__ASSIGNMENT__. In the entries that follow, copy exactly each line from the first through the line with "Its results: band".

START PROVIDED RECORDS

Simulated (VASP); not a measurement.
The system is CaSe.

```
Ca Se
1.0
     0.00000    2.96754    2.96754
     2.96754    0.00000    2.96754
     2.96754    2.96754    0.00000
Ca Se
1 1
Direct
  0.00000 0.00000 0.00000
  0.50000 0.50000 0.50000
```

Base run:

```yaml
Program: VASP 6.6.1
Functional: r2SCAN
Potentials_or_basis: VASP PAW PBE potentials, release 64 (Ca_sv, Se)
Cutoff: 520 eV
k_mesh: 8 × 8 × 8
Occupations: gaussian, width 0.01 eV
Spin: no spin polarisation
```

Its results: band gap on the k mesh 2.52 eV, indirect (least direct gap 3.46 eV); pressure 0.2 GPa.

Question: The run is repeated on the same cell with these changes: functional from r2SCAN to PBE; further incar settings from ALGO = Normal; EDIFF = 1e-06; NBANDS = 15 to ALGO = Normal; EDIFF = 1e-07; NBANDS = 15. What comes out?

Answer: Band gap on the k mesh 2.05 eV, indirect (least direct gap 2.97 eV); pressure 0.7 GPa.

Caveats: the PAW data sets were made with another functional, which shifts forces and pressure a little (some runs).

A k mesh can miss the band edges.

END PROVIDED RECORDS

__ANSWER AREA__.
Simulated (VASP); not a measurement.
The system is CaSe.

```
Ca Se
1.0
     0.00000    2.96754    2.96754
     2.96754    0.00000    2.96754
     2.96754    2.96754    0.00000
Ca Se
1 1
Direct
  0.00000 0.00000 0.00000
  0.50000 0.50000 0.50000
```

Base run:

```yaml
Program: VASP 6.6.1
Functional: r2SCAN
Potentials_or_basis: VASP PAW PBE potentials, release 64 (Ca_sv, Se)
Cutoff: 520 eV
k_mesh: 8 × 8 × 8
Occupations: gaussian, width 0.01 eV
Spin: no spin polarisation
```

Its results: band gap on the k mesh 2.52 eV, indirect (least direct gap 3.46 eV); pressure 0.2 GPa.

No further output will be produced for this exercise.